* _Work item_
Your task is to print each entry exactly as written.

[[ Recorded information, beginning ]]

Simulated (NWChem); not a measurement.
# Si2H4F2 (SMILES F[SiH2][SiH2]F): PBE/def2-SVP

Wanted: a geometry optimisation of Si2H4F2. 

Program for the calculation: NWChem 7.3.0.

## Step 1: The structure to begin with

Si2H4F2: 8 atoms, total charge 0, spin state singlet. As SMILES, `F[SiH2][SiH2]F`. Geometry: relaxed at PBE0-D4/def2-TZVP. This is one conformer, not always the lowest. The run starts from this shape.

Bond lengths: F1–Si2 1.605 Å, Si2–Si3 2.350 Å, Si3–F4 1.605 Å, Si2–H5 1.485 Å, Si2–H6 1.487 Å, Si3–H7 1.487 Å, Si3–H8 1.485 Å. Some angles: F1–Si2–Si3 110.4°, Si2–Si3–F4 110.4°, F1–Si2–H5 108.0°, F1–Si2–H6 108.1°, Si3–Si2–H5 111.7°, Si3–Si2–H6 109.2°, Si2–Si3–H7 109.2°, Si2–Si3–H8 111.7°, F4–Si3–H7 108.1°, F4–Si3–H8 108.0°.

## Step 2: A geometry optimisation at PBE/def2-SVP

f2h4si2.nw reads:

[[ Recorded information, end ]]

* _Exercise response_
Simulated (NWChem); not a measurement.
# Si2H4F2 (SMILES F[SiH2][SiH2]F): PBE/def2-SVP

Wanted: a geometry optimisation of Si2H4F2. 

Program for the calculation: NWChem 7.3.0.

## Step 1: The structure to begin with

Si2H4F2: 8 atoms, total charge 0, spin state singlet. As SMILES, `F[SiH2][SiH2]F`. Geometry: relaxed at PBE0-D4/def2-TZVP. This is one conformer, not always the lowest. The run starts from this shape.

Bond lengths: F1–Si2 1.605 Å, Si2–Si3 2.350 Å, Si3–F4 1.605 Å, Si2–H5 1.485 Å, Si2–H6 1.487 Å, Si3–H7 1.487 Å, Si3–H8 1.485 Å. Some angles: F1–Si2–Si3 110.4°, Si2–Si3–F4 110.4°, F1–Si2–H5 108.0°, F1–Si2–H6 108.1°, Si3–Si2–H5 111.7°, Si3–Si2–H6 109.2°, Si2–Si3–H7 109.2°, Si2–Si3–H8 111.7°, F4–Si3–H7 108.1°, F4–Si3–H8 108.0°.

## Step 2: A geometry optimisation at PBE/def2-SVP

f2h4si2.nw reads:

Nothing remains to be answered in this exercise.